Records provided
....
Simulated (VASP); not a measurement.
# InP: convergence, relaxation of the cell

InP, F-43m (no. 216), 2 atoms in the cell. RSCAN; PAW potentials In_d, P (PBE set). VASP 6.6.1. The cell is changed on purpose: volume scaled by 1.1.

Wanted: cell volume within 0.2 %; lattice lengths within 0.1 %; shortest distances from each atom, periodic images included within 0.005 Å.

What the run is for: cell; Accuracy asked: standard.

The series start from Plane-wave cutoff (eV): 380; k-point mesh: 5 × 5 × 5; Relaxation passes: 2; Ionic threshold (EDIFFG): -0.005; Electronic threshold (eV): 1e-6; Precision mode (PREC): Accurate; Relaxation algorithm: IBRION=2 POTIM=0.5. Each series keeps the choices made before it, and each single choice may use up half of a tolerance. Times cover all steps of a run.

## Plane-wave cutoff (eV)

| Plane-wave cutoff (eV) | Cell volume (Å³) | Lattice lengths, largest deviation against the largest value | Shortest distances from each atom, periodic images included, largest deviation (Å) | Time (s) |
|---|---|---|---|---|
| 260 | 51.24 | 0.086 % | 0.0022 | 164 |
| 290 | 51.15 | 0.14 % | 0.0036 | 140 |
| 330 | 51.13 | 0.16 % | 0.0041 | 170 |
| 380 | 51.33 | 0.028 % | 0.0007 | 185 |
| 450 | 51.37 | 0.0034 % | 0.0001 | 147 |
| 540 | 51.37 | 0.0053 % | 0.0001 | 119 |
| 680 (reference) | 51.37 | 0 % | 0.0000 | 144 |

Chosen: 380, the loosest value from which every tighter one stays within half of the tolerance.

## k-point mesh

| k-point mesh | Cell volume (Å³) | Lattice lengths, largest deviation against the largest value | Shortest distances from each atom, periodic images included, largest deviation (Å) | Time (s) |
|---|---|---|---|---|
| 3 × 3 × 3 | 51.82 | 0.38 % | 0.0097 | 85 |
....

Required action
Could you write out exactly the lines above, starting at the first one and ending with the line that has "InP, F-43m (no."?

Answer section
Simulated (VASP); not a measurement.
# InP: convergence, relaxation of the cell

InP, F-43m (no. 216), 2 atoms in the cell. RSCAN; PAW potentials In_d, P (PBE set). VASP 6.6.1. The cell is changed on purpose: volume scaled by 1.1.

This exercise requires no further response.